## Data for analysis
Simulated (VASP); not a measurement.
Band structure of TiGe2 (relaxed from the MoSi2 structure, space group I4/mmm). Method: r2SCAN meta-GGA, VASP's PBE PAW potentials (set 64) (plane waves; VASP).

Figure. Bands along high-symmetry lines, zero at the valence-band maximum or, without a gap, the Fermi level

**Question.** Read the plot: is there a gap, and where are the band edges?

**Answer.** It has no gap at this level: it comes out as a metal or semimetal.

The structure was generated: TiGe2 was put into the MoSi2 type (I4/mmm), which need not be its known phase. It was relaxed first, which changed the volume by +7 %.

## Exercise
Copy out the data above word for word, starting at its first line and ending with the line that contains "metal or semimetal.".

## Result
Simulated (VASP); not a measurement.
Band structure of TiGe2 (relaxed from the MoSi2 structure, space group I4/mmm). Method: r2SCAN meta-GGA, VASP's PBE PAW potentials (set 64) (plane waves; VASP).

Figure. Bands along high-symmetry lines, zero at the valence-band maximum or, without a gap, the Fermi level

**Question.** Read the plot: is there a gap, and where are the band edges?

**Answer.** It has no gap at this level: it comes out as a metal or semimetal.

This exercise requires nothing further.